● ASSIGNED TASK
Write the full listing out again, keeping every line exactly as it is.

● DATA SHOWN
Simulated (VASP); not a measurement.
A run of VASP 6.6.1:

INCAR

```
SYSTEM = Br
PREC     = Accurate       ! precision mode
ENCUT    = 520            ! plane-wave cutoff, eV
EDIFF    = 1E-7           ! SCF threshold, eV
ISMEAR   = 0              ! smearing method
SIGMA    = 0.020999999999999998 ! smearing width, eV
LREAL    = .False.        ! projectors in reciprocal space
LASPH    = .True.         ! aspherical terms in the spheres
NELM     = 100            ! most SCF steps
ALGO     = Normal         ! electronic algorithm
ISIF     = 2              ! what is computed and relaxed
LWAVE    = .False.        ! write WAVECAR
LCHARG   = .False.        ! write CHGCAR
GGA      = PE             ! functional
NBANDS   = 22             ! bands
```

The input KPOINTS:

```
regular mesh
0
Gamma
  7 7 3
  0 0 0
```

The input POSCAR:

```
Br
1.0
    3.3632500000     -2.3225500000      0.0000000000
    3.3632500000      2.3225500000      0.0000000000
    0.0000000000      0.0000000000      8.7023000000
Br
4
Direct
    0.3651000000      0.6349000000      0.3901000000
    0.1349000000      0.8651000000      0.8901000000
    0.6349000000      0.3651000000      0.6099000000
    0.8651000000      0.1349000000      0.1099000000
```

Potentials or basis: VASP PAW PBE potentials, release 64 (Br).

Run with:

● WRITTEN RESPONSE
Simulated (VASP); not a measurement.
A run of VASP 6.6.1:

INCAR

```
SYSTEM = Br
PREC     = Accurate       ! precision mode
ENCUT    = 520            ! plane-wave cutoff, eV
EDIFF    = 1E-7           ! SCF threshold, eV
ISMEAR   = 0              ! smearing method
SIGMA    = 0.020999999999999998 ! smearing width, eV
LREAL    = .False.        ! projectors in reciprocal space
LASPH    = .True.         ! aspherical terms in the spheres
NELM     = 100            ! most SCF steps
ALGO     = Normal         ! electronic algorithm
ISIF     = 2              ! what is computed and relaxed
LWAVE    = .False.        ! write WAVECAR
LCHARG   = .False.        ! write CHGCAR
GGA      = PE             ! functional
NBANDS   = 22             ! bands
```

The input KPOINTS:

```
regular mesh
0
Gamma
  7 7 3
  0 0 0
```

The input POSCAR:

```
Br
1.0
    3.3632500000     -2.3225500000      0.0000000000
    3.3632500000      2.3225500000      0.0000000000
    0.0000000000      0.0000000000      8.7023000000
Br
4
Direct
    0.3651000000      0.6349000000      0.3901000000
    0.1349000000      0.8651000000      0.8901000000
    0.6349000000      0.3651000000      0.6099000000
    0.8651000000      0.1349000000      0.1099000000
```

Potentials or basis: VASP PAW PBE potentials, release 64 (Br).

Run with:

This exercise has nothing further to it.